### Work item
The records below hold a stretch from the line with "The highest occupied" through the line with "Mulliken values and"; return exactly those lines, ends included, and nothing more.

══ Dataset entries
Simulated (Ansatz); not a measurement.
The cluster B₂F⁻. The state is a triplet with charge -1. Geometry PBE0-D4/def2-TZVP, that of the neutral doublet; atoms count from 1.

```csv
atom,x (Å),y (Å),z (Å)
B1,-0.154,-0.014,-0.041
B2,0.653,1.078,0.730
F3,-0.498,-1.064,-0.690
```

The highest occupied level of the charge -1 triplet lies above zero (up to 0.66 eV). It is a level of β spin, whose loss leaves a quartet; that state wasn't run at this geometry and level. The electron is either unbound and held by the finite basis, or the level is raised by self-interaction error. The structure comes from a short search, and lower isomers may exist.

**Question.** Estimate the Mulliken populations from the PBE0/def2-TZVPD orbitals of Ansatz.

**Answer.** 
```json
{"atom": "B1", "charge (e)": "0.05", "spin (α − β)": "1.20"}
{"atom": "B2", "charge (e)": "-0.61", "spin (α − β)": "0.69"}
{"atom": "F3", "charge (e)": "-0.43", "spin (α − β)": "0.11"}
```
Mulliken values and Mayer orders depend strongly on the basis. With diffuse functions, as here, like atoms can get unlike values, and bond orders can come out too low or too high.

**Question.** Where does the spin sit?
════

### Exercise output
The highest occupied level of the charge -1 triplet lies above zero (up to 0.66 eV). It is a level of β spin, whose loss leaves a quartet; that state wasn't run at this geometry and level. The electron is either unbound and held by the finite basis, or the level is raised by self-interaction error. The structure comes from a short search, and lower isomers may exist.

**Question.** Estimate the Mulliken populations from the PBE0/def2-TZVPD orbitals of Ansatz.

**Answer.** 
```json
{"atom": "B1", "charge (e)": "0.05", "spin (α − β)": "1.20"}
{"atom": "B2", "charge (e)": "-0.61", "spin (α − β)": "0.69"}
{"atom": "F3", "charge (e)": "-0.43", "spin (α − β)": "0.11"}
```
Mulliken values and Mayer orders depend strongly on the basis. With diffuse functions, as here, like atoms can get unlike values, and bond orders can come out too low or too high.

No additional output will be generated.